RECORDS PROVIDED.
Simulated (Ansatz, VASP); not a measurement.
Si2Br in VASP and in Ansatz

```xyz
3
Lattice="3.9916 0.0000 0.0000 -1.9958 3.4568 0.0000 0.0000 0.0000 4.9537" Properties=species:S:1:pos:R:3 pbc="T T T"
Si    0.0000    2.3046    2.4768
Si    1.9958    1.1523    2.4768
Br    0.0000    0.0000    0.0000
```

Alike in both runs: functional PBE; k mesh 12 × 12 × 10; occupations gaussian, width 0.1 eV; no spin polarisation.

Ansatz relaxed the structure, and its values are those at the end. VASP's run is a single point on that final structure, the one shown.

WORK ORDER.
Set down each record above without changing a single word.

ANSWER SECTION.
Simulated (Ansatz, VASP); not a measurement.
Si2Br in VASP and in Ansatz

```xyz
3
Lattice="3.9916 0.0000 0.0000 -1.9958 3.4568 0.0000 0.0000 0.0000 4.9537" Properties=species:S:1:pos:R:3 pbc="T T T"
Si    0.0000    2.3046    2.4768
Si    1.9958    1.1523    2.4768
Br    0.0000    0.0000    0.0000
```

Alike in both runs: functional PBE; k mesh 12 × 12 × 10; occupations gaussian, width 0.1 eV; no spin polarisation.

Ansatz relaxed the structure, and its values are those at the end. VASP's run is a single point on that final structure, the one shown.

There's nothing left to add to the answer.